*Requirement*
Up to and including the line with "D. SMILES C=C/C=C(\C=C)[SiH2]Cl", restate the material below word for word, beginning with its first line.

(Stored data begins)

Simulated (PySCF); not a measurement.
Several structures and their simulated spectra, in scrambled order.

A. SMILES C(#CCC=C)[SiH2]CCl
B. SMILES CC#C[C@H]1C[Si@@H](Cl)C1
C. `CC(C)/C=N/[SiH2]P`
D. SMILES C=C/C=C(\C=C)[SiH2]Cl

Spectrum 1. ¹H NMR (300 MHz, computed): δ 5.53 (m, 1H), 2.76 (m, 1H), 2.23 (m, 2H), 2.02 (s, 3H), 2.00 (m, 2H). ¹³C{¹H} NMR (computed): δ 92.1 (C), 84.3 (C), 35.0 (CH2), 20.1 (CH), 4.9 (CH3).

(Stored data ends)

*Exercise answer*
Simulated (PySCF); not a measurement.
Several structures and their simulated spectra, in scrambled order.

A. SMILES C(#CCC=C)[SiH2]CCl
B. SMILES CC#C[C@H]1C[Si@@H](Cl)C1
C. `CC(C)/C=N/[SiH2]P`
D. SMILES C=C/C=C(\C=C)[SiH2]Cl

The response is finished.